======== RAW DATA ========

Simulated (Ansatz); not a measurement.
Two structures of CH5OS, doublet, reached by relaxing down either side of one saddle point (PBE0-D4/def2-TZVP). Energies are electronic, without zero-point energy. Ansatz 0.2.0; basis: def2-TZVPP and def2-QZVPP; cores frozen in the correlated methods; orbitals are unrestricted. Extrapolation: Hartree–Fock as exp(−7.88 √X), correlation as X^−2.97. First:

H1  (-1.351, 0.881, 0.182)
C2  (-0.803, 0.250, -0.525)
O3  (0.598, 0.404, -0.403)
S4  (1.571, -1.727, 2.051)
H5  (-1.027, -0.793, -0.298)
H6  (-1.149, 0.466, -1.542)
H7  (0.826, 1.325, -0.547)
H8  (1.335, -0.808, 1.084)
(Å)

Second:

========

◆ **WORK INSTRUCTION**
Please restate every record above word for word.

◆ **ANSWER AREA**
Simulated (Ansatz); not a measurement.
Two structures of CH5OS, doublet, reached by relaxing down either side of one saddle point (PBE0-D4/def2-TZVP). Energies are electronic, without zero-point energy. Ansatz 0.2.0; basis: def2-TZVPP and def2-QZVPP; cores frozen in the correlated methods; orbitals are unrestricted. Extrapolation: Hartree–Fock as exp(−7.88 √X), correlation as X^−2.97. First:

H1  (-1.351, 0.881, 0.182)
C2  (-0.803, 0.250, -0.525)
O3  (0.598, 0.404, -0.403)
S4  (1.571, -1.727, 2.051)
H5  (-1.027, -0.793, -0.298)
H6  (-1.149, 0.466, -1.542)
H7  (0.826, 1.325, -0.547)
H8  (1.335, -0.808, 1.084)
(Å)

Second:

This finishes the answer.